• [DATA SECTION]
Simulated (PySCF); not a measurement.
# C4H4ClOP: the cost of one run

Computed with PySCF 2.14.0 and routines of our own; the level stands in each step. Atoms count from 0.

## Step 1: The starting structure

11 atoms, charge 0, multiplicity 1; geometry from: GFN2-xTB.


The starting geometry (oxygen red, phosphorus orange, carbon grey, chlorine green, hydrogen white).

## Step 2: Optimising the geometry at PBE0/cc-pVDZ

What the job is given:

• [WORK INSTRUCTION] The required output is the entries from their opening line through the line holding "## Step 2: Optimising", repeated exactly, with both end lines kept.

• [TASK SOLUTION]
Simulated (PySCF); not a measurement.
# C4H4ClOP: the cost of one run

Computed with PySCF 2.14.0 and routines of our own; the level stands in each step. Atoms count from 0.

## Step 1: The starting structure

11 atoms, charge 0, multiplicity 1; geometry from: GFN2-xTB.


The starting geometry (oxygen red, phosphorus orange, carbon grey, chlorine green, hydrogen white).

## Step 2: Optimising the geometry at PBE0/cc-pVDZ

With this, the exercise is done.